--- Work task ---
Up to and including the line with "3d2 4s2 4p0 |", please reproduce the lines below exactly, beginning with the first.

*** Begin section ***

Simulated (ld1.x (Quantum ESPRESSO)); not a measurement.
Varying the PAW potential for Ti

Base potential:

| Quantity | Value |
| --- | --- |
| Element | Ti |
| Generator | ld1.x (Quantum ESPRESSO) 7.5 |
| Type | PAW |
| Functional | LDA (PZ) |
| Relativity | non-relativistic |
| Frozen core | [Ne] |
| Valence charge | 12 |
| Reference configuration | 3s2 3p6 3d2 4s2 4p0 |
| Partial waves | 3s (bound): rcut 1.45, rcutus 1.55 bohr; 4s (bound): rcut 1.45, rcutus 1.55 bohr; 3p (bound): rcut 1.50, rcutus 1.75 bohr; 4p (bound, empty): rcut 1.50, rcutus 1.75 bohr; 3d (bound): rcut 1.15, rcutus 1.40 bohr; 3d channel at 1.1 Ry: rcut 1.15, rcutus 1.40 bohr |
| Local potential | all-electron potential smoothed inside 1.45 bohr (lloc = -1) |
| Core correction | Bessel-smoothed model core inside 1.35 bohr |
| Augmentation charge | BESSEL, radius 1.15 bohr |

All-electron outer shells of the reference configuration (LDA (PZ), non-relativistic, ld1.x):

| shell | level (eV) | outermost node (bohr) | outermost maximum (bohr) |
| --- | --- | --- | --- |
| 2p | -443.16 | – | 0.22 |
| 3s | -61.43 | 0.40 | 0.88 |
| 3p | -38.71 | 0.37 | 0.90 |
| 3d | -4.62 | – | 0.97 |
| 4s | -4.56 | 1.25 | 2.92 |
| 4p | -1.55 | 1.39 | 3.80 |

*** End section ***

--- Expected answer ---
Simulated (ld1.x (Quantum ESPRESSO)); not a measurement.
Varying the PAW potential for Ti

Base potential:

| Quantity | Value |
| --- | --- |
| Element | Ti |
| Generator | ld1.x (Quantum ESPRESSO) 7.5 |
| Type | PAW |
| Functional | LDA (PZ) |
| Relativity | non-relativistic |
| Frozen core | [Ne] |
| Valence charge | 12 |
| Reference configuration | 3s2 3p6 3d2 4s2 4p0 |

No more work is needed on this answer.